[SUPPLIED INFORMATION]
○ ○ ○ ○ ○ ○ ○

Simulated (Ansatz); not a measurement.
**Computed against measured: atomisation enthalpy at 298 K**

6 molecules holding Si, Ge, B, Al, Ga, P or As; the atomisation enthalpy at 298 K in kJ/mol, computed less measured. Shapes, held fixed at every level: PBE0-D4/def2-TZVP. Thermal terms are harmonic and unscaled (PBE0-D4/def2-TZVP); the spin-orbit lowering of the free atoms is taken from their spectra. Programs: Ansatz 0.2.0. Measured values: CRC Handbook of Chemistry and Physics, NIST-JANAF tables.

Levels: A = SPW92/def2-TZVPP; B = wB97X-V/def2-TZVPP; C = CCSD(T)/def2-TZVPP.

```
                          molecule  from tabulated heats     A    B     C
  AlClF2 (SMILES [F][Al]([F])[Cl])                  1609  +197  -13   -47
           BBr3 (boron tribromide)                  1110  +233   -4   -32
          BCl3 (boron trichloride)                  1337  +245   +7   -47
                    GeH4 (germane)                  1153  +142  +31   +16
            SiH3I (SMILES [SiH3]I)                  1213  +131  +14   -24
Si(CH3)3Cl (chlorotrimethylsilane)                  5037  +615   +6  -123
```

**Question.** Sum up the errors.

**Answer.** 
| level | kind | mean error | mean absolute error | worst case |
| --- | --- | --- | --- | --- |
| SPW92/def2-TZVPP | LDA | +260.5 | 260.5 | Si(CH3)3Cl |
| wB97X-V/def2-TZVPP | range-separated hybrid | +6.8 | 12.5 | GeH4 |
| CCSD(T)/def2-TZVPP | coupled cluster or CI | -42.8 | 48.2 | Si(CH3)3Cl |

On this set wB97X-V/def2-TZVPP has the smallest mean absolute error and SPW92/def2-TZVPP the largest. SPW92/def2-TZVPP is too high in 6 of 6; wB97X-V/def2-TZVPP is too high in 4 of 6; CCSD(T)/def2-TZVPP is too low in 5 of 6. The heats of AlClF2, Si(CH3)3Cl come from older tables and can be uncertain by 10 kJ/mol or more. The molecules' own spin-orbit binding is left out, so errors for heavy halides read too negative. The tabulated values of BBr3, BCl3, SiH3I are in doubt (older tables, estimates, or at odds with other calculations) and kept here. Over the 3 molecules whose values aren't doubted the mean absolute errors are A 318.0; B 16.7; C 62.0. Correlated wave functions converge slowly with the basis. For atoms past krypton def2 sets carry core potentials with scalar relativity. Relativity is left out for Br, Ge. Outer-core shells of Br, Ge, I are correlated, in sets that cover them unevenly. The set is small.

○ ○ ○ ○ ○ ○ ○

[EXERCISE]
The exact lines of the material above starting at the one that contains "worst case |" and ending at the one that contains "48.2 | Si(CH3)3Cl |" are what to retype; leave out everything else.

[PROBLEM SOLUTION]
| level | kind | mean error | mean absolute error | worst case |
| --- | --- | --- | --- | --- |
| SPW92/def2-TZVPP | LDA | +260.5 | 260.5 | Si(CH3)3Cl |
| wB97X-V/def2-TZVPP | range-separated hybrid | +6.8 | 12.5 | GeH4 |
| CCSD(T)/def2-TZVPP | coupled cluster or CI | -42.8 | 48.2 | Si(CH3)3Cl |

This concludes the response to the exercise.